Action item:
Return, in their exact form, the lines that lie between the start of the data below and the line containing "Task: What was changed between the two runs?", with both ends included.

---------- Entries provided
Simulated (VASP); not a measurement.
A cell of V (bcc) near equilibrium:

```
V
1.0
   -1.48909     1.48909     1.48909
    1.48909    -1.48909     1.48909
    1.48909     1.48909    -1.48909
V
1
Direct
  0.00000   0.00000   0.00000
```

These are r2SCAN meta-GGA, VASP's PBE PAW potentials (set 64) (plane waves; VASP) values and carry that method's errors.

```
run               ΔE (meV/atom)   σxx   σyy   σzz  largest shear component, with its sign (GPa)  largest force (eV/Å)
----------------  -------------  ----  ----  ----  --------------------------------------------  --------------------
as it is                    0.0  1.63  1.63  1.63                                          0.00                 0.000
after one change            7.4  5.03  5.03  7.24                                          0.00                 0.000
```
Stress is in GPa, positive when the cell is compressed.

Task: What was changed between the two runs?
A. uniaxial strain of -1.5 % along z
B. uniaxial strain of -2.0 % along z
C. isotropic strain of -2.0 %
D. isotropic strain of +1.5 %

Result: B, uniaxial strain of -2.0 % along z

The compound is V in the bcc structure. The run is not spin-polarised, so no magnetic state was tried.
--------------------

Problem solution:
Simulated (VASP); not a measurement.
A cell of V (bcc) near equilibrium:

```
V
1.0
   -1.48909     1.48909     1.48909
    1.48909    -1.48909     1.48909
    1.48909     1.48909    -1.48909
V
1
Direct
  0.00000   0.00000   0.00000
```

These are r2SCAN meta-GGA, VASP's PBE PAW potentials (set 64) (plane waves; VASP) values and carry that method's errors.

```
run               ΔE (meV/atom)   σxx   σyy   σzz  largest shear component, with its sign (GPa)  largest force (eV/Å)
----------------  -------------  ----  ----  ----  --------------------------------------------  --------------------
as it is                    0.0  1.63  1.63  1.63                                          0.00                 0.000
after one change            7.4  5.03  5.03  7.24                                          0.00                 0.000
```
Stress is in GPa, positive when the cell is compressed.

Task: What was changed between the two runs?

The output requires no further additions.